Exact repetition is required: reproduce every line of the data.

[Source information Boundary: Start]
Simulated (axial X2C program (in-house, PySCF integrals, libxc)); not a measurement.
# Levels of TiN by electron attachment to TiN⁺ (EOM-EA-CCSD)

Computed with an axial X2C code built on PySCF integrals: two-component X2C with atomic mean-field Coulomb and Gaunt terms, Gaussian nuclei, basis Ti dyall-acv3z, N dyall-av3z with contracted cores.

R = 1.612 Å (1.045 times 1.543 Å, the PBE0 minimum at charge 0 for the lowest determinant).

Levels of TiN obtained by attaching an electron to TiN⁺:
[Source information Boundary: End]

Exercise result:
Simulated (axial X2C program (in-house, PySCF integrals, libxc)); not a measurement.
# Levels of TiN by electron attachment to TiN⁺ (EOM-EA-CCSD)

Computed with an axial X2C code built on PySCF integrals: two-component X2C with atomic mean-field Coulomb and Gaunt terms, Gaussian nuclei, basis Ti dyall-acv3z, N dyall-av3z with contracted cores.

R = 1.612 Å (1.045 times 1.543 Å, the PBE0 minimum at charge 0 for the lowest determinant).

Levels of TiN obtained by attaching an electron to TiN⁺:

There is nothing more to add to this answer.